------------------------------------

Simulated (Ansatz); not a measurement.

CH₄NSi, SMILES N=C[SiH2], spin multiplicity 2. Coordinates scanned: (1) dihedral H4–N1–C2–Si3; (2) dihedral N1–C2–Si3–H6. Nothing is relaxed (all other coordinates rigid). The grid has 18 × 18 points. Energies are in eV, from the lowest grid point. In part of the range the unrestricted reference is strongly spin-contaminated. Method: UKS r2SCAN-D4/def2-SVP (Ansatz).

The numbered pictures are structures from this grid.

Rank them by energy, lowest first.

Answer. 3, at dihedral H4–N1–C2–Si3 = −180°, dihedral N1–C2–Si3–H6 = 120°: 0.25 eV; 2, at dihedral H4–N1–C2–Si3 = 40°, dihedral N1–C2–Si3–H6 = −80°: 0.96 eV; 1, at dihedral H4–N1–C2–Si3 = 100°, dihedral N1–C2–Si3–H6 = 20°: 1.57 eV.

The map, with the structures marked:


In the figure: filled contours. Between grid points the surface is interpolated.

------------------------------------

▸ **Assignment**
Could you transcribe the whole listing exactly?

▸ **Expected answer**
Simulated (Ansatz); not a measurement.

CH₄NSi, SMILES N=C[SiH2], spin multiplicity 2. Coordinates scanned: (1) dihedral H4–N1–C2–Si3; (2) dihedral N1–C2–Si3–H6. Nothing is relaxed (all other coordinates rigid). The grid has 18 × 18 points. Energies are in eV, from the lowest grid point. In part of the range the unrestricted reference is strongly spin-contaminated. Method: UKS r2SCAN-D4/def2-SVP (Ansatz).

The numbered pictures are structures from this grid.

Rank them by energy, lowest first.

Answer. 3, at dihedral H4–N1–C2–Si3 = −180°, dihedral N1–C2–Si3–H6 = 120°: 0.25 eV; 2, at dihedral H4–N1–C2–Si3 = 40°, dihedral N1–C2–Si3–H6 = −80°: 0.96 eV; 1, at dihedral H4–N1–C2–Si3 = 100°, dihedral N1–C2–Si3–H6 = 20°: 1.57 eV.

The map, with the structures marked:


In the figure: filled contours. Between grid points the surface is interpolated.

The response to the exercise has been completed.